* Action item
Return the entries below precisely, omitting nothing.

Dataset extract section start
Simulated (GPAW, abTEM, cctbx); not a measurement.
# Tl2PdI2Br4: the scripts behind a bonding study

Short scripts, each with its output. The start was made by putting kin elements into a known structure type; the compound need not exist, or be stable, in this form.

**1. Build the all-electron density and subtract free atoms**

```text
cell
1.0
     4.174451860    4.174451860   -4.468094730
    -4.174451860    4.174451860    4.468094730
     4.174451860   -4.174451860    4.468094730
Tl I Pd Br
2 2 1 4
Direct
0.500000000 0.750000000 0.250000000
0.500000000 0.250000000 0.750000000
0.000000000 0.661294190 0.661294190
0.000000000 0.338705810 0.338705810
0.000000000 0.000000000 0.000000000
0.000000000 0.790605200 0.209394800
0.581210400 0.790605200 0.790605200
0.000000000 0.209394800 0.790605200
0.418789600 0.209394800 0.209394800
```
Dataset extract section end

* Response
Simulated (GPAW, abTEM, cctbx); not a measurement.
# Tl2PdI2Br4: the scripts behind a bonding study

Short scripts, each with its output. The start was made by putting kin elements into a known structure type; the compound need not exist, or be stable, in this form.

**1. Build the all-electron density and subtract free atoms**

```text
cell
1.0
     4.174451860    4.174451860   -4.468094730
    -4.174451860    4.174451860    4.468094730
     4.174451860   -4.174451860    4.468094730
Tl I Pd Br
2 2 1 4
Direct
0.500000000 0.750000000 0.250000000
0.500000000 0.250000000 0.750000000
0.000000000 0.661294190 0.661294190
0.000000000 0.338705810 0.338705810
0.000000000 0.000000000 0.000000000
0.000000000 0.790605200 0.209394800
0.581210400 0.790605200 0.790605200
0.000000000 0.209394800 0.790605200
0.418789600 0.209394800 0.209394800
```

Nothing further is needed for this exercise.